^^^^
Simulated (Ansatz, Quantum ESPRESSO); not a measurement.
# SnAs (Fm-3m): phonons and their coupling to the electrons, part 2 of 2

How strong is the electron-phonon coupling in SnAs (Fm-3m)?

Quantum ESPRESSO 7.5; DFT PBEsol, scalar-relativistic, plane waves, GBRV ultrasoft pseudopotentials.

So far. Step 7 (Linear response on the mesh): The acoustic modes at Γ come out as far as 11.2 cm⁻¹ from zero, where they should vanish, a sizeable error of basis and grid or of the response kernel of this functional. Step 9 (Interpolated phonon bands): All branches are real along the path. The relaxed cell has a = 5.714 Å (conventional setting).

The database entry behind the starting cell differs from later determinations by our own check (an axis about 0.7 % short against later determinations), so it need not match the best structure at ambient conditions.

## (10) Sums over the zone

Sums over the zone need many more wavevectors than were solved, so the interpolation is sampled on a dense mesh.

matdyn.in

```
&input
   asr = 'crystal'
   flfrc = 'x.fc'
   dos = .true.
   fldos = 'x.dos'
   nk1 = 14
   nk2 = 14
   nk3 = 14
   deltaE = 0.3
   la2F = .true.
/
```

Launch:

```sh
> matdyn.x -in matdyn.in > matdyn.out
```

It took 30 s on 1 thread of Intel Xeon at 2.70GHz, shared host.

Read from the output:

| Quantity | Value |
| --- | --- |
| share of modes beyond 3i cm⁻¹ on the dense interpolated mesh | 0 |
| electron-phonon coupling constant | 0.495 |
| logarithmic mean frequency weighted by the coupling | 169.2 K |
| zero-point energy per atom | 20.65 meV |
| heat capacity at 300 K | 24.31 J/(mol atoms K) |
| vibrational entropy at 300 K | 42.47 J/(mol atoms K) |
^^^^

Assigned task
From the data above, output exactly the lines between the one containing "Quantum ESPRESSO 7.5;" and the one containing "So far. Step", counting both of them.

Result
Quantum ESPRESSO 7.5; DFT PBEsol, scalar-relativistic, plane waves, GBRV ultrasoft pseudopotentials.

So far. Step 7 (Linear response on the mesh): The acoustic modes at Γ come out as far as 11.2 cm⁻¹ from zero, where they should vanish, a sizeable error of basis and grid or of the response kernel of this functional. Step 9 (Interpolated phonon bands): All branches are real along the path. The relaxed cell has a = 5.714 Å (conventional setting).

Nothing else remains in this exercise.